WORK INSTRUCTION: Among the lines below, take the one holding "width 0.1 eV", the one holding "The input as", and all lines between them. Set them down exactly.

=== AVAILABLE DATA ===
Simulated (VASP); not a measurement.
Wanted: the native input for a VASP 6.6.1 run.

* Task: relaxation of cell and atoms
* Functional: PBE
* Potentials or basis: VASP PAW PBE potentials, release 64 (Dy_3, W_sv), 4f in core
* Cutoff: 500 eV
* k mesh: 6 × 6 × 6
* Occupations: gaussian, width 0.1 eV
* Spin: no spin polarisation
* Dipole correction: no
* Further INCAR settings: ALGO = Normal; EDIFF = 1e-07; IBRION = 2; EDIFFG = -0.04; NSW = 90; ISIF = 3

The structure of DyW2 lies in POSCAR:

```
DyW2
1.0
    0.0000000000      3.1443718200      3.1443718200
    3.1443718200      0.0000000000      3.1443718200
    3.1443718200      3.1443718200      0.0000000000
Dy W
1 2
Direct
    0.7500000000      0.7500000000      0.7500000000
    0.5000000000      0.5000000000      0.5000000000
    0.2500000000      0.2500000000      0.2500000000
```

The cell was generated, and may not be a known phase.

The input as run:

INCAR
===

TASK ANSWER:
* Occupations: gaussian, width 0.1 eV
* Spin: no spin polarisation
* Dipole correction: no
* Further INCAR settings: ALGO = Normal; EDIFF = 1e-07; IBRION = 2; EDIFFG = -0.04; NSW = 90; ISIF = 3

The structure of DyW2 lies in POSCAR:

```
DyW2
1.0
    0.0000000000      3.1443718200      3.1443718200
    3.1443718200      0.0000000000      3.1443718200
    3.1443718200      3.1443718200      0.0000000000
Dy W
1 2
Direct
    0.7500000000      0.7500000000      0.7500000000
    0.5000000000      0.5000000000      0.5000000000
    0.2500000000      0.2500000000      0.2500000000
```

The cell was generated, and may not be a known phase.

The input as run:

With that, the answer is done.